(Dataset excerpts Opens)

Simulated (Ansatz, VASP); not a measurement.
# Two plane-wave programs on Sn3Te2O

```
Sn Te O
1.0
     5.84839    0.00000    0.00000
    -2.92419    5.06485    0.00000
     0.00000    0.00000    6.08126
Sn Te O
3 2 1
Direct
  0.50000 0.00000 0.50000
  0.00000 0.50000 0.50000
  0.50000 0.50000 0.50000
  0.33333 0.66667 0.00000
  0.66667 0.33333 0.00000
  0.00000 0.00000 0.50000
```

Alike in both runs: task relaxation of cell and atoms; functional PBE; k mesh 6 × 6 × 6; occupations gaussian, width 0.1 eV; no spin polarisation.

(Dataset excerpts Closes)

_Work instruction_
All of the data above needs to be set down again exactly. Include every line.

_Exercise response_
Simulated (Ansatz, VASP); not a measurement.
# Two plane-wave programs on Sn3Te2O

```
Sn Te O
1.0
     5.84839    0.00000    0.00000
    -2.92419    5.06485    0.00000
     0.00000    0.00000    6.08126
Sn Te O
3 2 1
Direct
  0.50000 0.00000 0.50000
  0.00000 0.50000 0.50000
  0.50000 0.50000 0.50000
  0.33333 0.66667 0.00000
  0.66667 0.33333 0.00000
  0.00000 0.00000 0.50000
```

Alike in both runs: task relaxation of cell and atoms; functional PBE; k mesh 6 × 6 × 6; occupations gaussian, width 0.1 eV; no spin polarisation.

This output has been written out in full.